> [Recorded data]:
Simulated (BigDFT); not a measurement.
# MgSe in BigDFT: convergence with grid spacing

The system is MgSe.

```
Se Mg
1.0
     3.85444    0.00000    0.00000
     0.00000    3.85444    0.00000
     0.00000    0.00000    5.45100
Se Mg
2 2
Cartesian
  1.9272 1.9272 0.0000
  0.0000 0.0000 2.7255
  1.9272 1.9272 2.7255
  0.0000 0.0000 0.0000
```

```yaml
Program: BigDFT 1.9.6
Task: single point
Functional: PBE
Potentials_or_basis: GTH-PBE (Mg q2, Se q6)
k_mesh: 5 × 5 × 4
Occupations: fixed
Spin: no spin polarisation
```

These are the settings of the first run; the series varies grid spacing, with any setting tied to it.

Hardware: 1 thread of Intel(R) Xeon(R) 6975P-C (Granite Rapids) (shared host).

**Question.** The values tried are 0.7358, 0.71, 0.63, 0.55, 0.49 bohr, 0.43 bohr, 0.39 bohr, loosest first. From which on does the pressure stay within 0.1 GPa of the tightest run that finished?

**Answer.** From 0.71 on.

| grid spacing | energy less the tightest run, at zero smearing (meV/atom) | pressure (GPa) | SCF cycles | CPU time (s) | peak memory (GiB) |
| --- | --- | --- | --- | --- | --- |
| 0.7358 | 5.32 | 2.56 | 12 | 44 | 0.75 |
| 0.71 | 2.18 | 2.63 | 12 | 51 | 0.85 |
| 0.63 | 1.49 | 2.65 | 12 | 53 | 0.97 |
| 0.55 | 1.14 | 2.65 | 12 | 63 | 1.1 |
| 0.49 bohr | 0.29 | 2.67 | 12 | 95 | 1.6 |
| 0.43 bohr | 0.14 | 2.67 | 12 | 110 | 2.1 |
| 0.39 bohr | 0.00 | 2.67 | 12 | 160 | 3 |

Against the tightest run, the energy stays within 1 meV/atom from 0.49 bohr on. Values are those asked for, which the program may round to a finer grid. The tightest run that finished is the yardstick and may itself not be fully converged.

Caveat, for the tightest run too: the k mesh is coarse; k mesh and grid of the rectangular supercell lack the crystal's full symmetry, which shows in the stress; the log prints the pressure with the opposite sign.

> [Action item]:
Exactly as they appear, please write out the lines from the opening of the listing above down to the line containing "Against the tightest", with both end lines included.

> [Expected answer]:
Simulated (BigDFT); not a measurement.
# MgSe in BigDFT: convergence with grid spacing

The system is MgSe.

```
Se Mg
1.0
     3.85444    0.00000    0.00000
     0.00000    3.85444    0.00000
     0.00000    0.00000    5.45100
Se Mg
2 2
Cartesian
  1.9272 1.9272 0.0000
  0.0000 0.0000 2.7255
  1.9272 1.9272 2.7255
  0.0000 0.0000 0.0000
```

```yaml
Program: BigDFT 1.9.6
Task: single point
Functional: PBE
Potentials_or_basis: GTH-PBE (Mg q2, Se q6)
k_mesh: 5 × 5 × 4
Occupations: fixed
Spin: no spin polarisation
```

These are the settings of the first run; the series varies grid spacing, with any setting tied to it.

Hardware: 1 thread of Intel(R) Xeon(R) 6975P-C (Granite Rapids) (shared host).

**Question.** The values tried are 0.7358, 0.71, 0.63, 0.55, 0.49 bohr, 0.43 bohr, 0.39 bohr, loosest first. From which on does the pressure stay within 0.1 GPa of the tightest run that finished?

**Answer.** From 0.71 on.

| grid spacing | energy less the tightest run, at zero smearing (meV/atom) | pressure (GPa) | SCF cycles | CPU time (s) | peak memory (GiB) |
| --- | --- | --- | --- | --- | --- |
| 0.7358 | 5.32 | 2.56 | 12 | 44 | 0.75 |
| 0.71 | 2.18 | 2.63 | 12 | 51 | 0.85 |
| 0.63 | 1.49 | 2.65 | 12 | 53 | 0.97 |
| 0.55 | 1.14 | 2.65 | 12 | 63 | 1.1 |
| 0.49 bohr | 0.29 | 2.67 | 12 | 95 | 1.6 |
| 0.43 bohr | 0.14 | 2.67 | 12 | 110 | 2.1 |
| 0.39 bohr | 0.00 | 2.67 | 12 | 160 | 3 |

Against the tightest run, the energy stays within 1 meV/atom from 0.49 bohr on. Values are those asked for, which the program may round to a finer grid. The tightest run that finished is the yardstick and may itself not be fully converged.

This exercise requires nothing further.